■ Source information
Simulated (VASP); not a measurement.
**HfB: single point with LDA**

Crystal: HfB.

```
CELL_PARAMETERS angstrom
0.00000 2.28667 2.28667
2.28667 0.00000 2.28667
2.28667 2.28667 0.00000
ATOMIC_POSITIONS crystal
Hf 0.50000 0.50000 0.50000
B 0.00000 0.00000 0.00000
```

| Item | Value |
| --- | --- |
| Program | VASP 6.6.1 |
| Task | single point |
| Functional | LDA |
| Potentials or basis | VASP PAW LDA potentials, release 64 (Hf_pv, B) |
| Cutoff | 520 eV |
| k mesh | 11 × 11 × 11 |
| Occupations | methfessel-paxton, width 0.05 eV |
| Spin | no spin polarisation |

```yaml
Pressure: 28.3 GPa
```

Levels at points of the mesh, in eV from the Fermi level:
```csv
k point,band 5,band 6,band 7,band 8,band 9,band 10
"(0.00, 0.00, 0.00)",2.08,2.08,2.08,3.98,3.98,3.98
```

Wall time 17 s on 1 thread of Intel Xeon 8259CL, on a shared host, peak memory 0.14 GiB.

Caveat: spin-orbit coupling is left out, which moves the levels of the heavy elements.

■ Work instruction
The whole of the data is to be returned with every line intact.

■ Result
Simulated (VASP); not a measurement.
**HfB: single point with LDA**

Crystal: HfB.

```
CELL_PARAMETERS angstrom
0.00000 2.28667 2.28667
2.28667 0.00000 2.28667
2.28667 2.28667 0.00000
ATOMIC_POSITIONS crystal
Hf 0.50000 0.50000 0.50000
B 0.00000 0.00000 0.00000
```

| Item | Value |
| --- | --- |
| Program | VASP 6.6.1 |
| Task | single point |
| Functional | LDA |
| Potentials or basis | VASP PAW LDA potentials, release 64 (Hf_pv, B) |
| Cutoff | 520 eV |
| k mesh | 11 × 11 × 11 |
| Occupations | methfessel-paxton, width 0.05 eV |
| Spin | no spin polarisation |

```yaml
Pressure: 28.3 GPa
```

Levels at points of the mesh, in eV from the Fermi level:
```csv
k point,band 5,band 6,band 7,band 8,band 9,band 10
"(0.00, 0.00, 0.00)",2.08,2.08,2.08,3.98,3.98,3.98
```

Wall time 17 s on 1 thread of Intel Xeon 8259CL, on a shared host, peak memory 0.14 GiB.

Caveat: spin-orbit coupling is left out, which moves the levels of the heavy elements.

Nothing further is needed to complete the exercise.